((
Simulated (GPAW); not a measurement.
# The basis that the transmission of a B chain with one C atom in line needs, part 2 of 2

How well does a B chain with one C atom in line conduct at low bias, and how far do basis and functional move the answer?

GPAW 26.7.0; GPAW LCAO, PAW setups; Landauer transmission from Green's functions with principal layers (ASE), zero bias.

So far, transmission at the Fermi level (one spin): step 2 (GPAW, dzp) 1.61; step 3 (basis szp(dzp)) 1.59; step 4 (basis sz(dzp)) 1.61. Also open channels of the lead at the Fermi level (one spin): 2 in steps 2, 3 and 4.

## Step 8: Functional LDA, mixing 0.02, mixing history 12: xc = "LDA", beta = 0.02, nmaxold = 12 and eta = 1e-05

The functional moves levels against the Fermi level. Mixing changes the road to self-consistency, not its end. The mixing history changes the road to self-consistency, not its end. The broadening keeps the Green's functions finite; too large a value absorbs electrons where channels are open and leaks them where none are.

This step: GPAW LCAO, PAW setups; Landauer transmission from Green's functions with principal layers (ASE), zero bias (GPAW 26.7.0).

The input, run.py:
))

→ **WORK ITEM**
Your task is to set down again, exactly, every line from the beginning of the listing through the line with "## Step 8: Functional".

→ **TASK OUTPUT**
Simulated (GPAW); not a measurement.
# The basis that the transmission of a B chain with one C atom in line needs, part 2 of 2

How well does a B chain with one C atom in line conduct at low bias, and how far do basis and functional move the answer?

GPAW 26.7.0; GPAW LCAO, PAW setups; Landauer transmission from Green's functions with principal layers (ASE), zero bias.

So far, transmission at the Fermi level (one spin): step 2 (GPAW, dzp) 1.61; step 3 (basis szp(dzp)) 1.59; step 4 (basis sz(dzp)) 1.61. Also open channels of the lead at the Fermi level (one spin): 2 in steps 2, 3 and 4.

## Step 8: Functional LDA, mixing 0.02, mixing history 12: xc = "LDA", beta = 0.02, nmaxold = 12 and eta = 1e-05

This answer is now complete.